ASSIGNED TASK: Write each entry out once more, please, precisely as shown.

INFORMATION PROVIDED:
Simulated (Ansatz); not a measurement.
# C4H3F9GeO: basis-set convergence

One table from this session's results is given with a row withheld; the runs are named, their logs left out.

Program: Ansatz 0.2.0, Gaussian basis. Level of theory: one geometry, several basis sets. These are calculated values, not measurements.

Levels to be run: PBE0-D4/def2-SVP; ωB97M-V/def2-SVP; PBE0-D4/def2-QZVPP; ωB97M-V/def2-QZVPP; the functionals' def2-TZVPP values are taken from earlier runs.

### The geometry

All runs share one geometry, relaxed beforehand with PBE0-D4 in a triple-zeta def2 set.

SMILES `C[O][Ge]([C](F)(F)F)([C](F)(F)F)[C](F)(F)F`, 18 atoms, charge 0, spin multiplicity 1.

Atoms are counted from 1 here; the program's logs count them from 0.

RESPONSE:
Simulated (Ansatz); not a measurement.
# C4H3F9GeO: basis-set convergence

One table from this session's results is given with a row withheld; the runs are named, their logs left out.

Program: Ansatz 0.2.0, Gaussian basis. Level of theory: one geometry, several basis sets. These are calculated values, not measurements.

Levels to be run: PBE0-D4/def2-SVP; ωB97M-V/def2-SVP; PBE0-D4/def2-QZVPP; ωB97M-V/def2-QZVPP; the functionals' def2-TZVPP values are taken from earlier runs.

### The geometry

All runs share one geometry, relaxed beforehand with PBE0-D4 in a triple-zeta def2 set.

SMILES `C[O][Ge]([C](F)(F)F)([C](F)(F)F)[C](F)(F)F`, 18 atoms, charge 0, spin multiplicity 1.

Atoms are counted from 1 here; the program's logs count them from 0.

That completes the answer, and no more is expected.